BRIEF: Each line of the data must be set down again without a single difference.

========================================

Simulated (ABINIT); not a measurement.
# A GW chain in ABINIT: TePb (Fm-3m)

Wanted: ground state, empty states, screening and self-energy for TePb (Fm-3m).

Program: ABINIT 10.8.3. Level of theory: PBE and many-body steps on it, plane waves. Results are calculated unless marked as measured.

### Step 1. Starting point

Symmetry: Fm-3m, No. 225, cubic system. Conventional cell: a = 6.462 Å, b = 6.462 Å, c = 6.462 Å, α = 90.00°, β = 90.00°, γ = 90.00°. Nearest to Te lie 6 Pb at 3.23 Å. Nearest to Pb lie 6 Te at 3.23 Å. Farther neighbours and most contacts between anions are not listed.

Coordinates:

========================================

TASK RESPONSE:
Simulated (ABINIT); not a measurement.
# A GW chain in ABINIT: TePb (Fm-3m)

Wanted: ground state, empty states, screening and self-energy for TePb (Fm-3m).

Program: ABINIT 10.8.3. Level of theory: PBE and many-body steps on it, plane waves. Results are calculated unless marked as measured.

### Step 1. Starting point

Symmetry: Fm-3m, No. 225, cubic system. Conventional cell: a = 6.462 Å, b = 6.462 Å, c = 6.462 Å, α = 90.00°, β = 90.00°, γ = 90.00°. Nearest to Te lie 6 Pb at 3.23 Å. Nearest to Pb lie 6 Te at 3.23 Å. Farther neighbours and most contacts between anions are not listed.

Coordinates:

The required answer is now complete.